**Required action**
Every single entry must be reproduced precisely.

**Given records**
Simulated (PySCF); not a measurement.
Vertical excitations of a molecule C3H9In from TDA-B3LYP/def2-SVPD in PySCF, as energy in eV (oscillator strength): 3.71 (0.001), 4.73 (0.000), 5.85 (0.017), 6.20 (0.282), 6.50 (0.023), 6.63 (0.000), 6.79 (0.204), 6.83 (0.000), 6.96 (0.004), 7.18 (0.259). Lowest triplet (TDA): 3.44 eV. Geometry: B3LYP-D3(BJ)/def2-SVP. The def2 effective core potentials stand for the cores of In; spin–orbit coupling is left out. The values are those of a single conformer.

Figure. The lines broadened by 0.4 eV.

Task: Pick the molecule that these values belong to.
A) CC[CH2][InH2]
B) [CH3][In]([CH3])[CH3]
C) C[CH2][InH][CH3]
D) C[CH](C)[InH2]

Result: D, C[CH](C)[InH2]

**Written reply**
Simulated (PySCF); not a measurement.
Vertical excitations of a molecule C3H9In from TDA-B3LYP/def2-SVPD in PySCF, as energy in eV (oscillator strength): 3.71 (0.001), 4.73 (0.000), 5.85 (0.017), 6.20 (0.282), 6.50 (0.023), 6.63 (0.000), 6.79 (0.204), 6.83 (0.000), 6.96 (0.004), 7.18 (0.259). Lowest triplet (TDA): 3.44 eV. Geometry: B3LYP-D3(BJ)/def2-SVP. The def2 effective core potentials stand for the cores of In; spin–orbit coupling is left out. The values are those of a single conformer.

Figure. The lines broadened by 0.4 eV.

Task: Pick the molecule that these values belong to.
A) CC[CH2][InH2]
B) [CH3][In]([CH3])[CH3]
C) C[CH2][InH][CH3]
D) C[CH](C)[InH2]

Result: D, C[CH](C)[InH2]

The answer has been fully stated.